=== Section Start ===
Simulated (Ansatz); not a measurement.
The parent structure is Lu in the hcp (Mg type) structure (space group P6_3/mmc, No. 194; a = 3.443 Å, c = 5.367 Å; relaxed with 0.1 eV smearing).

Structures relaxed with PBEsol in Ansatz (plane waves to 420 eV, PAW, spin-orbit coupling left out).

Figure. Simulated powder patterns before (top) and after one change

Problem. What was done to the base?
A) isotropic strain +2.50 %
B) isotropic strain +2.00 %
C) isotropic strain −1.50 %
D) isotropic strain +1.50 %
=== Section End ===

REQUIREMENT —
Output the complete set of records word for word.

TASK ANSWER —
Simulated (Ansatz); not a measurement.
The parent structure is Lu in the hcp (Mg type) structure (space group P6_3/mmc, No. 194; a = 3.443 Å, c = 5.367 Å; relaxed with 0.1 eV smearing).

Structures relaxed with PBEsol in Ansatz (plane waves to 420 eV, PAW, spin-orbit coupling left out).

Figure. Simulated powder patterns before (top) and after one change

Problem. What was done to the base?
A) isotropic strain +2.50 %
B) isotropic strain +2.00 %
C) isotropic strain −1.50 %
D) isotropic strain +1.50 %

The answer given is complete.